=== Assignment ===
Set down, please, without alteration, the lines of the entries below from the first through the one containing "Starting geometry of".

[[ Provided information open ]]

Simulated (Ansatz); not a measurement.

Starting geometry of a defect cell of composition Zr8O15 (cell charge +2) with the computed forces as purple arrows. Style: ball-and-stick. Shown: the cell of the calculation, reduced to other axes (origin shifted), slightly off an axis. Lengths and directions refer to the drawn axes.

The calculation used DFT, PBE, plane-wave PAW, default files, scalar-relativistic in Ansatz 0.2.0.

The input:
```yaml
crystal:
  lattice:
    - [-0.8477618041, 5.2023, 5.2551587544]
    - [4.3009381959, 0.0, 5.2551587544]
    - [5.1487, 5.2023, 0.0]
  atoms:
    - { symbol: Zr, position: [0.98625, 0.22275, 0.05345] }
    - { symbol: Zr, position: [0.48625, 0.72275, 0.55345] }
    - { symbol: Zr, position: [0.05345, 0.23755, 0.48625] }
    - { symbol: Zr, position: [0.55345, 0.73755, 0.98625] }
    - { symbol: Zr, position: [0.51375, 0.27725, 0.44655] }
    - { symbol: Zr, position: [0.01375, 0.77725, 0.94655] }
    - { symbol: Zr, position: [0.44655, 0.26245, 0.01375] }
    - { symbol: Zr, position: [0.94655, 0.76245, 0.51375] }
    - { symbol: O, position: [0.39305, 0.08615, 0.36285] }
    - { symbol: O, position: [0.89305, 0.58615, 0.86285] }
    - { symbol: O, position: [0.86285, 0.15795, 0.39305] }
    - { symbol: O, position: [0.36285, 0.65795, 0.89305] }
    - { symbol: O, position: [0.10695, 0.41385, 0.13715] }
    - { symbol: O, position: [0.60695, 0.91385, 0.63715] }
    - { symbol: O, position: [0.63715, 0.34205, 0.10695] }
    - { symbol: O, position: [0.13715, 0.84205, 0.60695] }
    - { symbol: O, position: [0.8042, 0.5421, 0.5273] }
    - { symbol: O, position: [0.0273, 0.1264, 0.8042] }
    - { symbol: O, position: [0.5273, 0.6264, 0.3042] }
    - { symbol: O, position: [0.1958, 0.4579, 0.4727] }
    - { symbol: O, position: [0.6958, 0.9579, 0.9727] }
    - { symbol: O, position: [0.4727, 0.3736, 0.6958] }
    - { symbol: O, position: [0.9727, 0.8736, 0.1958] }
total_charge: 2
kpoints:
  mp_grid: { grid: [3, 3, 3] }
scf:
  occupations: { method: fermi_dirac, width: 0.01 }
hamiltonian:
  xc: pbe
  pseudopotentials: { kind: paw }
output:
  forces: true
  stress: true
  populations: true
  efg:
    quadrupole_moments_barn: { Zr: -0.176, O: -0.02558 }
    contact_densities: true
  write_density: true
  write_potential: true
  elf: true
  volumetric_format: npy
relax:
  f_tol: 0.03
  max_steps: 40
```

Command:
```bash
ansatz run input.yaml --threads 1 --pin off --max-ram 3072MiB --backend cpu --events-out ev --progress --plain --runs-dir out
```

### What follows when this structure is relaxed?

[[ Provided information closed ]]

=== Task solution ===
Simulated (Ansatz); not a measurement.

Starting geometry of a defect cell of composition Zr8O15 (cell charge +2) with the computed forces as purple arrows. Style: ball-and-stick. Shown: the cell of the calculation, reduced to other axes (origin shifted), slightly off an axis. Lengths and directions refer to the drawn axes.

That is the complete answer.